* [Assignment]:
Beginning with the opening line, restate the following material exactly, up through the line that contains "How was spin treated?".

* [Given information]:
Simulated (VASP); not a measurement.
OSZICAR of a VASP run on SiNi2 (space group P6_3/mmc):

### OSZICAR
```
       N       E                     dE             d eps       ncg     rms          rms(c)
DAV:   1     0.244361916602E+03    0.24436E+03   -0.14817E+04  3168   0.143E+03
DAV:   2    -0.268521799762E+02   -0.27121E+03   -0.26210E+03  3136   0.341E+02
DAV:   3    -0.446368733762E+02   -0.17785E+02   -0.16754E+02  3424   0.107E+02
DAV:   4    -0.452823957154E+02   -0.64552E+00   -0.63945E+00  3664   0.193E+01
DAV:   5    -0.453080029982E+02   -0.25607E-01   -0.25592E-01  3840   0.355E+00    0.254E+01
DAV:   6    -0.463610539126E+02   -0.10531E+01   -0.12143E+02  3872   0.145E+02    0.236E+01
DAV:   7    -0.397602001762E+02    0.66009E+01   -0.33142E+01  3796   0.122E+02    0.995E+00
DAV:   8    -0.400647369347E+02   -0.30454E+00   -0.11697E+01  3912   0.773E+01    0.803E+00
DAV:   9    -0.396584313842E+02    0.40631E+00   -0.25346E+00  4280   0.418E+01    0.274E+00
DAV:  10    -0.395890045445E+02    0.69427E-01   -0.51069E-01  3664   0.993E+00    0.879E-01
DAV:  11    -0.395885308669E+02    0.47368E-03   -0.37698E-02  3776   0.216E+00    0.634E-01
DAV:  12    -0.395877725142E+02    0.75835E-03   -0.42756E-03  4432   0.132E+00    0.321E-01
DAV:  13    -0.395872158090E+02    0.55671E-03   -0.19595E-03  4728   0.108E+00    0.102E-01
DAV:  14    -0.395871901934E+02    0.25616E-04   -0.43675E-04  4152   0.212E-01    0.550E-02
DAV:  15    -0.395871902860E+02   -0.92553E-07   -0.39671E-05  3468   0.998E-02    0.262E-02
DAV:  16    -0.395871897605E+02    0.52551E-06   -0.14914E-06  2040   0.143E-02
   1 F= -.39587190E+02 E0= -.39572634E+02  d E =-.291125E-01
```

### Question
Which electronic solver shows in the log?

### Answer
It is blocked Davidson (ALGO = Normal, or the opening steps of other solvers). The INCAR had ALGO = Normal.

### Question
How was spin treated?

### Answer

* [Answer space]:
Simulated (VASP); not a measurement.
OSZICAR of a VASP run on SiNi2 (space group P6_3/mmc):

### OSZICAR
```
       N       E                     dE             d eps       ncg     rms          rms(c)
DAV:   1     0.244361916602E+03    0.24436E+03   -0.14817E+04  3168   0.143E+03
DAV:   2    -0.268521799762E+02   -0.27121E+03   -0.26210E+03  3136   0.341E+02
DAV:   3    -0.446368733762E+02   -0.17785E+02   -0.16754E+02  3424   0.107E+02
DAV:   4    -0.452823957154E+02   -0.64552E+00   -0.63945E+00  3664   0.193E+01
DAV:   5    -0.453080029982E+02   -0.25607E-01   -0.25592E-01  3840   0.355E+00    0.254E+01
DAV:   6    -0.463610539126E+02   -0.10531E+01   -0.12143E+02  3872   0.145E+02    0.236E+01
DAV:   7    -0.397602001762E+02    0.66009E+01   -0.33142E+01  3796   0.122E+02    0.995E+00
DAV:   8    -0.400647369347E+02   -0.30454E+00   -0.11697E+01  3912   0.773E+01    0.803E+00
DAV:   9    -0.396584313842E+02    0.40631E+00   -0.25346E+00  4280   0.418E+01    0.274E+00
DAV:  10    -0.395890045445E+02    0.69427E-01   -0.51069E-01  3664   0.993E+00    0.879E-01
DAV:  11    -0.395885308669E+02    0.47368E-03   -0.37698E-02  3776   0.216E+00    0.634E-01
DAV:  12    -0.395877725142E+02    0.75835E-03   -0.42756E-03  4432   0.132E+00    0.321E-01
DAV:  13    -0.395872158090E+02    0.55671E-03   -0.19595E-03  4728   0.108E+00    0.102E-01
DAV:  14    -0.395871901934E+02    0.25616E-04   -0.43675E-04  4152   0.212E-01    0.550E-02
DAV:  15    -0.395871902860E+02   -0.92553E-07   -0.39671E-05  3468   0.998E-02    0.262E-02
DAV:  16    -0.395871897605E+02    0.52551E-06   -0.14914E-06  2040   0.143E-02
   1 F= -.39587190E+02 E0= -.39572634E+02  d E =-.291125E-01
```

### Question
Which electronic solver shows in the log?

### Answer
It is blocked Davidson (ALGO = Normal, or the opening steps of other solvers). The INCAR had ALGO = Normal.

### Question
How was spin treated?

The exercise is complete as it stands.